Activity – Print out the records below with nothing altered.

Information given –
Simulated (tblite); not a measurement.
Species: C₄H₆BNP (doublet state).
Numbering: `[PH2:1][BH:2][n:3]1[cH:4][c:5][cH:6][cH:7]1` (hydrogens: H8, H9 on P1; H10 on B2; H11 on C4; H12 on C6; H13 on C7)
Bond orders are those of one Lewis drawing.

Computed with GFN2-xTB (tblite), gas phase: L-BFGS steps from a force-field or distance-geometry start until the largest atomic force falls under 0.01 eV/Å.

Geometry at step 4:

Task answer –
Simulated (tblite); not a measurement.
Species: C₄H₆BNP (doublet state).
Numbering: `[PH2:1][BH:2][n:3]1[cH:4][c:5][cH:6][cH:7]1` (hydrogens: H8, H9 on P1; H10 on B2; H11 on C4; H12 on C6; H13 on C7)
Bond orders are those of one Lewis drawing.

Computed with GFN2-xTB (tblite), gas phase: L-BFGS steps from a force-field or distance-geometry start until the largest atomic force falls under 0.01 eV/Å.

Geometry at step 4:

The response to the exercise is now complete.